(LISTED RECORDS)
---+---
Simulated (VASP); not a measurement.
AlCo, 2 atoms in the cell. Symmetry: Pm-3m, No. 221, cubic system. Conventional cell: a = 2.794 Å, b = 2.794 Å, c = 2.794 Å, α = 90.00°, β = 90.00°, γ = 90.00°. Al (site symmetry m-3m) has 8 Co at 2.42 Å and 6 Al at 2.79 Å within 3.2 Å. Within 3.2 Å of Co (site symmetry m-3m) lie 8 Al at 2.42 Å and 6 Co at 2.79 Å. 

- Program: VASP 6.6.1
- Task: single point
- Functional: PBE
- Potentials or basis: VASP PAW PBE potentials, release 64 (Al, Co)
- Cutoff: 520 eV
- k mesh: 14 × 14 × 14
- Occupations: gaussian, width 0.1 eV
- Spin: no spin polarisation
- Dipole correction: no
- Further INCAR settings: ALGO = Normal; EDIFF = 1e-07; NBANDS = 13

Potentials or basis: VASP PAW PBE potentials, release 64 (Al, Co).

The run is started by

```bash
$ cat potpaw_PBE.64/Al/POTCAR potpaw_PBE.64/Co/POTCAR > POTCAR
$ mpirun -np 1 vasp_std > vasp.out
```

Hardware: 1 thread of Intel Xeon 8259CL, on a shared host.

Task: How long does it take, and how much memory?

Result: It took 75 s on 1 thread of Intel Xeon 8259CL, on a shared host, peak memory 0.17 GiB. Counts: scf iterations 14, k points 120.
---+---

(TASK ITEM)
Set down, exactly as they stand above, the lines starting with the line with "The run is started by" and going on through the line with "Task: How long", and no others.

(EXERCISE RESULT)
The run is started by

```bash
$ cat potpaw_PBE.64/Al/POTCAR potpaw_PBE.64/Co/POTCAR > POTCAR
$ mpirun -np 1 vasp_std > vasp.out
```

Hardware: 1 thread of Intel Xeon 8259CL, on a shared host.

Task: How long does it take, and how much memory?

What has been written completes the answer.